[Start of Attachment]
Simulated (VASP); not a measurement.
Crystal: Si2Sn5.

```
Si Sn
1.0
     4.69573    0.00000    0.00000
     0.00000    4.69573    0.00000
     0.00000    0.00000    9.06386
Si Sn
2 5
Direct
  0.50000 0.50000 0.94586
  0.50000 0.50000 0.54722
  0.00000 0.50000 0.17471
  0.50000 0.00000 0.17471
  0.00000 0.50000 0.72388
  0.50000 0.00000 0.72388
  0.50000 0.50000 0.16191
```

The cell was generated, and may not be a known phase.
[End of Attachment]

:: Activity ::
Exact reproduction of every entry is needed.

:: Answer section ::
Simulated (VASP); not a measurement.
Crystal: Si2Sn5.

```
Si Sn
1.0
     4.69573    0.00000    0.00000
     0.00000    4.69573    0.00000
     0.00000    0.00000    9.06386
Si Sn
2 5
Direct
  0.50000 0.50000 0.94586
  0.50000 0.50000 0.54722
  0.00000 0.50000 0.17471
  0.50000 0.00000 0.17471
  0.00000 0.50000 0.72388
  0.50000 0.00000 0.72388
  0.50000 0.50000 0.16191
```

The cell was generated, and may not be a known phase.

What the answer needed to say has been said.